### Records supplied
*** Block opens ***
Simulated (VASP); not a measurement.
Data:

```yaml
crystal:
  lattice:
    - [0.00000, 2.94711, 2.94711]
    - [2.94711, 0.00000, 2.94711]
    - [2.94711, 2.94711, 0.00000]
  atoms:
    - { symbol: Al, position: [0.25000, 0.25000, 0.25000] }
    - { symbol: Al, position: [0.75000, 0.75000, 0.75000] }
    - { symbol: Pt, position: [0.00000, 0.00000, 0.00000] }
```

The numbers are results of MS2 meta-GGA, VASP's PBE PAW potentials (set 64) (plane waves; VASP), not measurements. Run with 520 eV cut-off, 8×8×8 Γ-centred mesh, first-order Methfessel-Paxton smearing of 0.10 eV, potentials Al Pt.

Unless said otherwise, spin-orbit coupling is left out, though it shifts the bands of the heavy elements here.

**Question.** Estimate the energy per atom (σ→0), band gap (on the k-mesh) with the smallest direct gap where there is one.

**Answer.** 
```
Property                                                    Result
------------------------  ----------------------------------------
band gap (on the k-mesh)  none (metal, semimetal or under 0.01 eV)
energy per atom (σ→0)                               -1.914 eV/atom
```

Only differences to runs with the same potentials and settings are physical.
*** Block closes ***

### Requirement
All lines from the start of the entries through the line where "The numbers are" sits should be duplicated exactly, with nothing else in the output.

### Task output
Simulated (VASP); not a measurement.
Data:

```yaml
crystal:
  lattice:
    - [0.00000, 2.94711, 2.94711]
    - [2.94711, 0.00000, 2.94711]
    - [2.94711, 2.94711, 0.00000]
  atoms:
    - { symbol: Al, position: [0.25000, 0.25000, 0.25000] }
    - { symbol: Al, position: [0.75000, 0.75000, 0.75000] }
    - { symbol: Pt, position: [0.00000, 0.00000, 0.00000] }
```

The numbers are results of MS2 meta-GGA, VASP's PBE PAW potentials (set 64) (plane waves; VASP), not measurements. Run with 520 eV cut-off, 8×8×8 Γ-centred mesh, first-order Methfessel-Paxton smearing of 0.10 eV, potentials Al Pt.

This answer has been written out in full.